- Action item
Please restate verbatim the lines that open the listing below, ending with the line in which "Rank these by" occurs.

--- Extracted records Enclosed Below ---
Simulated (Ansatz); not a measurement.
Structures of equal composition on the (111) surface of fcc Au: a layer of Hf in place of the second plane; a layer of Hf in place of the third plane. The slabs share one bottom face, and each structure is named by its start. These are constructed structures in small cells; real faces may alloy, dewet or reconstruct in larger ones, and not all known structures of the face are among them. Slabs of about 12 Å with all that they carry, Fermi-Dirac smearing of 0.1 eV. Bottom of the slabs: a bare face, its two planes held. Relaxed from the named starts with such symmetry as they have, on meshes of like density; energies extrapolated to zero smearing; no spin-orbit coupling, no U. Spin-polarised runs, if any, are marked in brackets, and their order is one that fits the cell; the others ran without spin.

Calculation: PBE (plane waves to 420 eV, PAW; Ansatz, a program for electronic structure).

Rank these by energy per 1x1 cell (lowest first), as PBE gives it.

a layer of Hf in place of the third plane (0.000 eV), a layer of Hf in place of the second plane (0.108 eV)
--- End of Enclosed Extracted records ---

- Written reply
Simulated (Ansatz); not a measurement.
Structures of equal composition on the (111) surface of fcc Au: a layer of Hf in place of the second plane; a layer of Hf in place of the third plane. The slabs share one bottom face, and each structure is named by its start. These are constructed structures in small cells; real faces may alloy, dewet or reconstruct in larger ones, and not all known structures of the face are among them. Slabs of about 12 Å with all that they carry, Fermi-Dirac smearing of 0.1 eV. Bottom of the slabs: a bare face, its two planes held. Relaxed from the named starts with such symmetry as they have, on meshes of like density; energies extrapolated to zero smearing; no spin-orbit coupling, no U. Spin-polarised runs, if any, are marked in brackets, and their order is one that fits the cell; the others ran without spin.

Calculation: PBE (plane waves to 420 eV, PAW; Ansatz, a program for electronic structure).

Rank these by energy per 1x1 cell (lowest first), as PBE gives it.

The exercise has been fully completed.